◆ WORK ITEM
Extract the listing below in full, unchanged.

◆ PROVIDED INFORMATION
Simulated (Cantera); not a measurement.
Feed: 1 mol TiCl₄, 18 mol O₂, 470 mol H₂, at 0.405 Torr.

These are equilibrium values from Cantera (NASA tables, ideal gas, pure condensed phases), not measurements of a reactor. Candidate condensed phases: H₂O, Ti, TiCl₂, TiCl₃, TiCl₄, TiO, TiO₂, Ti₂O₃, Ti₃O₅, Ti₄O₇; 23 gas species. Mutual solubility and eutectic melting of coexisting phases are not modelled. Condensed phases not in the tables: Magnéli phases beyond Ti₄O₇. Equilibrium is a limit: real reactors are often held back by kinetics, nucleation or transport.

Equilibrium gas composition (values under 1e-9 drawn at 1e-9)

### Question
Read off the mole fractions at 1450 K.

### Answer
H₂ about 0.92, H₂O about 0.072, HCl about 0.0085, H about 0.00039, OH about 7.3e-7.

◆ TASK ANSWER
Simulated (Cantera); not a measurement.
Feed: 1 mol TiCl₄, 18 mol O₂, 470 mol H₂, at 0.405 Torr.

These are equilibrium values from Cantera (NASA tables, ideal gas, pure condensed phases), not measurements of a reactor. Candidate condensed phases: H₂O, Ti, TiCl₂, TiCl₃, TiCl₄, TiO, TiO₂, Ti₂O₃, Ti₃O₅, Ti₄O₇; 23 gas species. Mutual solubility and eutectic melting of coexisting phases are not modelled. Condensed phases not in the tables: Magnéli phases beyond Ti₄O₇. Equilibrium is a limit: real reactors are often held back by kinetics, nucleation or transport.

Equilibrium gas composition (values under 1e-9 drawn at 1e-9)

### Question
Read off the mole fractions at 1450 K.

### Answer
H₂ about 0.92, H₂O about 0.072, HCl about 0.0085, H about 0.00039, OH about 7.3e-7.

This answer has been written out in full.